Task item:
Return each of the entries below word for word.

Material supplied:
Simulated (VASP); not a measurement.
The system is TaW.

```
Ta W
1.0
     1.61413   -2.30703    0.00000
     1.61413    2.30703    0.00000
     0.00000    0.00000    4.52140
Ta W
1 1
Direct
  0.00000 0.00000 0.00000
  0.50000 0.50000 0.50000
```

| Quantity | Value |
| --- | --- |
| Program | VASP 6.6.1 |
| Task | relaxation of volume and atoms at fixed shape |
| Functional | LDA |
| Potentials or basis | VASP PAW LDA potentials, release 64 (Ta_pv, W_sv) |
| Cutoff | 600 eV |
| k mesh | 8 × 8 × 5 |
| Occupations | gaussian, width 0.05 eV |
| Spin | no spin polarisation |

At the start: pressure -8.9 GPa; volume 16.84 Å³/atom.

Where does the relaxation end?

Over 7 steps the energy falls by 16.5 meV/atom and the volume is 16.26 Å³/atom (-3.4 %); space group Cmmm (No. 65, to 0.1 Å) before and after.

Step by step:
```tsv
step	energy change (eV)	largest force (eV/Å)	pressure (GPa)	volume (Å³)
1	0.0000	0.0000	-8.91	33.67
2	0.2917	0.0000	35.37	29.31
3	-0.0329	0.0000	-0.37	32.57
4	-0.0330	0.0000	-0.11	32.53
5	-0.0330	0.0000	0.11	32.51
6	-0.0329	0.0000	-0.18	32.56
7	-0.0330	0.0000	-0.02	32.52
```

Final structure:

Problem solution:
Simulated (VASP); not a measurement.
The system is TaW.

```
Ta W
1.0
     1.61413   -2.30703    0.00000
     1.61413    2.30703    0.00000
     0.00000    0.00000    4.52140
Ta W
1 1
Direct
  0.00000 0.00000 0.00000
  0.50000 0.50000 0.50000
```

| Quantity | Value |
| --- | --- |
| Program | VASP 6.6.1 |
| Task | relaxation of volume and atoms at fixed shape |
| Functional | LDA |
| Potentials or basis | VASP PAW LDA potentials, release 64 (Ta_pv, W_sv) |
| Cutoff | 600 eV |
| k mesh | 8 × 8 × 5 |
| Occupations | gaussian, width 0.05 eV |
| Spin | no spin polarisation |

At the start: pressure -8.9 GPa; volume 16.84 Å³/atom.

Where does the relaxation end?

Over 7 steps the energy falls by 16.5 meV/atom and the volume is 16.26 Å³/atom (-3.4 %); space group Cmmm (No. 65, to 0.1 Å) before and after.

Step by step:
```tsv
step	energy change (eV)	largest force (eV/Å)	pressure (GPa)	volume (Å³)
1	0.0000	0.0000	-8.91	33.67
2	0.2917	0.0000	35.37	29.31
3	-0.0329	0.0000	-0.37	32.57
4	-0.0330	0.0000	-0.11	32.53
5	-0.0330	0.0000	0.11	32.51
6	-0.0329	0.0000	-0.18	32.56
7	-0.0330	0.0000	-0.02	32.52
```

Final structure:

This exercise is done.